Please write out exactly, and only, the lines from the first in the material below to the line containing "Problem. How many", both included.

START DATA LISTING
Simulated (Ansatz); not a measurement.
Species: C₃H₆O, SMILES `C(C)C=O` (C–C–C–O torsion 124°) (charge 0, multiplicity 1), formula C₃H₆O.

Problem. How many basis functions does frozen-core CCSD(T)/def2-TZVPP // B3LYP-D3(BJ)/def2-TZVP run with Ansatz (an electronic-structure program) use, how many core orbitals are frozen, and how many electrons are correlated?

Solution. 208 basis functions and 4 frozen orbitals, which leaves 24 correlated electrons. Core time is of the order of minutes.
END DATA LISTING

§ ANSWER SPACE
Simulated (Ansatz); not a measurement.
Species: C₃H₆O, SMILES `C(C)C=O` (C–C–C–O torsion 124°) (charge 0, multiplicity 1), formula C₃H₆O.

Problem. How many basis functions does frozen-core CCSD(T)/def2-TZVPP // B3LYP-D3(BJ)/def2-TZVP run with Ansatz (an electronic-structure program) use, how many core orbitals are frozen, and how many electrons are correlated?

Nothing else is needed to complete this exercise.